■ **WORK INSTRUCTION**: Please reproduce the entries below exactly, starting at the first line and ending with the line that holds "LDA's correlation is".

■ **DATA LISTING**:
^^^^^^^^^^^^^^^^

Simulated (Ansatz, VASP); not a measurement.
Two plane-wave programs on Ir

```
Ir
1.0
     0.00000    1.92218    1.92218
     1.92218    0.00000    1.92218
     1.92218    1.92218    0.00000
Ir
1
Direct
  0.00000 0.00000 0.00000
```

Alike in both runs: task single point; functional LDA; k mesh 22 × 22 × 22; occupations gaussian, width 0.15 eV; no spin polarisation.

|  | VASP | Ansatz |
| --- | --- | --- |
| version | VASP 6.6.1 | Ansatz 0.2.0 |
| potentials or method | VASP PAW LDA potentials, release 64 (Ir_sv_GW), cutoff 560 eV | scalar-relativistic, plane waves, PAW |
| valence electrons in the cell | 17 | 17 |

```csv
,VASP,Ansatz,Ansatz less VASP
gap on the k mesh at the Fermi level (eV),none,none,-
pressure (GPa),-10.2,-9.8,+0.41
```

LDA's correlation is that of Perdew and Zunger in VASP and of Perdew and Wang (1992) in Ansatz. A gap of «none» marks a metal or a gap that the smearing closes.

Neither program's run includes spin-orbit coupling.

^^^^^^^^^^^^^^^^

■ **ANSWER AREA**:
Simulated (Ansatz, VASP); not a measurement.
Two plane-wave programs on Ir

```
Ir
1.0
     0.00000    1.92218    1.92218
     1.92218    0.00000    1.92218
     1.92218    1.92218    0.00000
Ir
1
Direct
  0.00000 0.00000 0.00000
```

Alike in both runs: task single point; functional LDA; k mesh 22 × 22 × 22; occupations gaussian, width 0.15 eV; no spin polarisation.

|  | VASP | Ansatz |
| --- | --- | --- |
| version | VASP 6.6.1 | Ansatz 0.2.0 |
| potentials or method | VASP PAW LDA potentials, release 64 (Ir_sv_GW), cutoff 560 eV | scalar-relativistic, plane waves, PAW |
| valence electrons in the cell | 17 | 17 |

```csv
,VASP,Ansatz,Ansatz less VASP
gap on the k mesh at the Fermi level (eV),none,none,-
pressure (GPa),-10.2,-9.8,+0.41
```

LDA's correlation is that of Perdew and Zunger in VASP and of Perdew and Wang (1992) in Ansatz. A gap of «none» marks a metal or a gap that the smearing closes.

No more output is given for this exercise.